Supplied material →

>>>>

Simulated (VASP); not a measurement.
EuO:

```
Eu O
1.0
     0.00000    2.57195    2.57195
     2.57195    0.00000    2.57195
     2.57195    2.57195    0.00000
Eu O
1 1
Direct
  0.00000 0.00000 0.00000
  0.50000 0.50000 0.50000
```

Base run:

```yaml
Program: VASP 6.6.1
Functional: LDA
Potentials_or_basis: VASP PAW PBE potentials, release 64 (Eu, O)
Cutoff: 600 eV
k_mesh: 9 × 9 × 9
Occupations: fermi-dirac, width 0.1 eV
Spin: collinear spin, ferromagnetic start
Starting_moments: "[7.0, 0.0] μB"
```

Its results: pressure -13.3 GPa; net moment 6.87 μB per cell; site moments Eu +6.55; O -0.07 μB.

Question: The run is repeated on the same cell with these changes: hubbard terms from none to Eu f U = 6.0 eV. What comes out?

<<<<

Assigned task →
Each record above is to be printed again exactly as written.

Your solution →
Simulated (VASP); not a measurement.
EuO:

```
Eu O
1.0
     0.00000    2.57195    2.57195
     2.57195    0.00000    2.57195
     2.57195    2.57195    0.00000
Eu O
1 1
Direct
  0.00000 0.00000 0.00000
  0.50000 0.50000 0.50000
```

Base run:

```yaml
Program: VASP 6.6.1
Functional: LDA
Potentials_or_basis: VASP PAW PBE potentials, release 64 (Eu, O)
Cutoff: 600 eV
k_mesh: 9 × 9 × 9
Occupations: fermi-dirac, width 0.1 eV
Spin: collinear spin, ferromagnetic start
Starting_moments: "[7.0, 0.0] μB"
```

Its results: pressure -13.3 GPa; net moment 6.87 μB per cell; site moments Eu +6.55; O -0.07 μB.

Question: The run is repeated on the same cell with these changes: hubbard terms from none to Eu f U = 6.0 eV. What comes out?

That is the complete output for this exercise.